Assigned task
Should any entry seem unclear, still set it down exactly as given, along with all the others.

Supplied information
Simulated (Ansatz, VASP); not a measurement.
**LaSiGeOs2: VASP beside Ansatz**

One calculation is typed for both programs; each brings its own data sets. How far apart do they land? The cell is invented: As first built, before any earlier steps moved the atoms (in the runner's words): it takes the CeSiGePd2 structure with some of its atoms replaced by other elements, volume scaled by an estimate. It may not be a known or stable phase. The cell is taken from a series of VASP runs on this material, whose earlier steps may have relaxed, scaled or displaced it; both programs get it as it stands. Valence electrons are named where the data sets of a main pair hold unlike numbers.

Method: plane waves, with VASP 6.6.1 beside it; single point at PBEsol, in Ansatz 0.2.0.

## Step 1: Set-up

Your response
Simulated (Ansatz, VASP); not a measurement.
**LaSiGeOs2: VASP beside Ansatz**

One calculation is typed for both programs; each brings its own data sets. How far apart do they land? The cell is invented: As first built, before any earlier steps moved the atoms (in the runner's words): it takes the CeSiGePd2 structure with some of its atoms replaced by other elements, volume scaled by an estimate. It may not be a known or stable phase. The cell is taken from a series of VASP runs on this material, whose earlier steps may have relaxed, scaled or displaced it; both programs get it as it stands. Valence electrons are named where the data sets of a main pair hold unlike numbers.

Method: plane waves, with VASP 6.6.1 beside it; single point at PBEsol, in Ansatz 0.2.0.

## Step 1: Set-up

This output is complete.